[Information — start]

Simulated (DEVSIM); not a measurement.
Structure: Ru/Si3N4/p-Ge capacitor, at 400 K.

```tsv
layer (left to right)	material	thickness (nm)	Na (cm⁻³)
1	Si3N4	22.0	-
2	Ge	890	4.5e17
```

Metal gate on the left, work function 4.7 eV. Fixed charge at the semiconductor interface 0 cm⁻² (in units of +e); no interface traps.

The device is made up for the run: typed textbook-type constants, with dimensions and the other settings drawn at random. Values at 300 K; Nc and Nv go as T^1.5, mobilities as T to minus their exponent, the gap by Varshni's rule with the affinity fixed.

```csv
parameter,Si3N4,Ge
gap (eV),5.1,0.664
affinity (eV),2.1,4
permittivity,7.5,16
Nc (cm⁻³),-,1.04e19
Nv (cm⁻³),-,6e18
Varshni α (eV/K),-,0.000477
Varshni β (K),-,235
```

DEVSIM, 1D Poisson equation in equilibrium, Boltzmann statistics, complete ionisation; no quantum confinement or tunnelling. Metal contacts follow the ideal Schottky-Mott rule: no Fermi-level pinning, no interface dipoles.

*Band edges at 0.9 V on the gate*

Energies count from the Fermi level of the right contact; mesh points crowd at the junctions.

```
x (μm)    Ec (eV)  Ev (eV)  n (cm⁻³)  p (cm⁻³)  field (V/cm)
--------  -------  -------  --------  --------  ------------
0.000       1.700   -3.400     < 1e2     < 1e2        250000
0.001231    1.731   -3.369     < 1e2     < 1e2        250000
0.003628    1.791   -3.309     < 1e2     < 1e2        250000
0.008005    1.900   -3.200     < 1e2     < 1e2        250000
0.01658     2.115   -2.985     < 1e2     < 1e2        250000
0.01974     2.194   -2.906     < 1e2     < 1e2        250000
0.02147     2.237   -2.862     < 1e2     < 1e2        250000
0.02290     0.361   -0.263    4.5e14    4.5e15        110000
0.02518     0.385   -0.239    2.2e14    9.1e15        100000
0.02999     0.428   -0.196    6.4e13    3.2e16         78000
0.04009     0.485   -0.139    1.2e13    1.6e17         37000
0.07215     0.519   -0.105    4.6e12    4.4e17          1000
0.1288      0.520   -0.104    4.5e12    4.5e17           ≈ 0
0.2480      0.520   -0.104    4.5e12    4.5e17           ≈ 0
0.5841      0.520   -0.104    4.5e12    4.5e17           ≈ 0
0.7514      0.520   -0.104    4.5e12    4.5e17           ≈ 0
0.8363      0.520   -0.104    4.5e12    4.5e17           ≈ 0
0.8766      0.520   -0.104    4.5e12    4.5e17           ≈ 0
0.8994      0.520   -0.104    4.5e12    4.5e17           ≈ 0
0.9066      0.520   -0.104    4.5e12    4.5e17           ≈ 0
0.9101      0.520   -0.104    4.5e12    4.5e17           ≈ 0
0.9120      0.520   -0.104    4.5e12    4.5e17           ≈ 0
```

[Information — finish]

### Work task
Reproduce only the lines from the top of the material through the one bearing "Metal gate on", each exactly as it stands.

### Your solution
Simulated (DEVSIM); not a measurement.
Structure: Ru/Si3N4/p-Ge capacitor, at 400 K.

```tsv
layer (left to right)	material	thickness (nm)	Na (cm⁻³)
1	Si3N4	22.0	-
2	Ge	890	4.5e17
```

Metal gate on the left, work function 4.7 eV. Fixed charge at the semiconductor interface 0 cm⁻² (in units of +e); no interface traps.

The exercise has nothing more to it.